*** Opening of Supplied information ***
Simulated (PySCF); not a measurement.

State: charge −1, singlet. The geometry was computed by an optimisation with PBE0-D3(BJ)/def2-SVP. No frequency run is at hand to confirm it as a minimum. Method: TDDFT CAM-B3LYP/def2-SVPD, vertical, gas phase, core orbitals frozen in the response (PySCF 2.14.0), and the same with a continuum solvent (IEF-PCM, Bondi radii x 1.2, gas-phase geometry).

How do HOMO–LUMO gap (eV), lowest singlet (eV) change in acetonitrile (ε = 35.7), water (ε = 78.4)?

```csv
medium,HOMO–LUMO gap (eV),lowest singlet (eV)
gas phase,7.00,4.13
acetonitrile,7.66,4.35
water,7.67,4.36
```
*** Close of Supplied information ***

Exercise.
Your output must be the lines of the material above, from the first through the line that contains "State: charge −1, singlet.", copied exactly. Include both endpoints and nothing else.

Solution.
Simulated (PySCF); not a measurement.

State: charge −1, singlet. The geometry was computed by an optimisation with PBE0-D3(BJ)/def2-SVP. No frequency run is at hand to confirm it as a minimum. Method: TDDFT CAM-B3LYP/def2-SVPD, vertical, gas phase, core orbitals frozen in the response (PySCF 2.14.0), and the same with a continuum solvent (IEF-PCM, Bondi radii x 1.2, gas-phase geometry).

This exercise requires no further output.